_Work task_: Exact reproduction required: the lines below from the line with "Formula C4H8O. The" to the line with "Atom-mapped SMILES (the", both ends included, and no others.

_Data supplied_:
::::::::::

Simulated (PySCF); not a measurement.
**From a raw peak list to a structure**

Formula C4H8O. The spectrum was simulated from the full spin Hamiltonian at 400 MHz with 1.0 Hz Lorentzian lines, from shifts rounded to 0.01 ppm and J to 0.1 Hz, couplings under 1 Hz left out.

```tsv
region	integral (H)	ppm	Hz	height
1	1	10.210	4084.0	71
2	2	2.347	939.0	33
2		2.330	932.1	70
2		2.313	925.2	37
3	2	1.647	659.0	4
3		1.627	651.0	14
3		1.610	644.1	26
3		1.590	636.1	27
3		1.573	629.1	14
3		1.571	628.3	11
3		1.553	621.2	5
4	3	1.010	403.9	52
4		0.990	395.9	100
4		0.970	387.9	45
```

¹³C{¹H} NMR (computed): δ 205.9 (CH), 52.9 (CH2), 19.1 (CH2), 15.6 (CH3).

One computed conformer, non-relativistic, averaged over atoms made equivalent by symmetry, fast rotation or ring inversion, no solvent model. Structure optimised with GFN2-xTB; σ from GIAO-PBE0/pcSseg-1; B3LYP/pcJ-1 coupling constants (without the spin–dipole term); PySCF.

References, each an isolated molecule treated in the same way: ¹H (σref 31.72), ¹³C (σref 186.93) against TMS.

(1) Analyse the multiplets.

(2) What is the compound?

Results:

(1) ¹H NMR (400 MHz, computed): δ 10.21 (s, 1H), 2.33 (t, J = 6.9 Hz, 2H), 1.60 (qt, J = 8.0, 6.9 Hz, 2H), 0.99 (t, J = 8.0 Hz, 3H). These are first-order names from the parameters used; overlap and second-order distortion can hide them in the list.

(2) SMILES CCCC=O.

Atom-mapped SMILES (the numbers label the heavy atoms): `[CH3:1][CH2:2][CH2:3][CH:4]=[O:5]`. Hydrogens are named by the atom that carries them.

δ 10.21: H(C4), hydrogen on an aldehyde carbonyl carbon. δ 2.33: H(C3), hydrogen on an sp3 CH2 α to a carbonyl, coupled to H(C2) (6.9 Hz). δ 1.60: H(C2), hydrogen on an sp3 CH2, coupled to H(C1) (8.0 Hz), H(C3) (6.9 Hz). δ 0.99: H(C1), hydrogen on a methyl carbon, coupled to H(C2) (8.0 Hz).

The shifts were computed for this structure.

::::::::::

_Exercise response_:
Formula C4H8O. The spectrum was simulated from the full spin Hamiltonian at 400 MHz with 1.0 Hz Lorentzian lines, from shifts rounded to 0.01 ppm and J to 0.1 Hz, couplings under 1 Hz left out.

```tsv
region	integral (H)	ppm	Hz	height
1	1	10.210	4084.0	71
2	2	2.347	939.0	33
2		2.330	932.1	70
2		2.313	925.2	37
3	2	1.647	659.0	4
3		1.627	651.0	14
3		1.610	644.1	26
3		1.590	636.1	27
3		1.573	629.1	14
3		1.571	628.3	11
3		1.553	621.2	5
4	3	1.010	403.9	52
4		0.990	395.9	100
4		0.970	387.9	45
```

¹³C{¹H} NMR (computed): δ 205.9 (CH), 52.9 (CH2), 19.1 (CH2), 15.6 (CH3).

One computed conformer, non-relativistic, averaged over atoms made equivalent by symmetry, fast rotation or ring inversion, no solvent model. Structure optimised with GFN2-xTB; σ from GIAO-PBE0/pcSseg-1; B3LYP/pcJ-1 coupling constants (without the spin–dipole term); PySCF.

References, each an isolated molecule treated in the same way: ¹H (σref 31.72), ¹³C (σref 186.93) against TMS.

(1) Analyse the multiplets.

(2) What is the compound?

Results:

(1) ¹H NMR (400 MHz, computed): δ 10.21 (s, 1H), 2.33 (t, J = 6.9 Hz, 2H), 1.60 (qt, J = 8.0, 6.9 Hz, 2H), 0.99 (t, J = 8.0 Hz, 3H). These are first-order names from the parameters used; overlap and second-order distortion can hide them in the list.

(2) SMILES CCCC=O.

Atom-mapped SMILES (the numbers label the heavy atoms): `[CH3:1][CH2:2][CH2:3][CH:4]=[O:5]`. Hydrogens are named by the atom that carries them.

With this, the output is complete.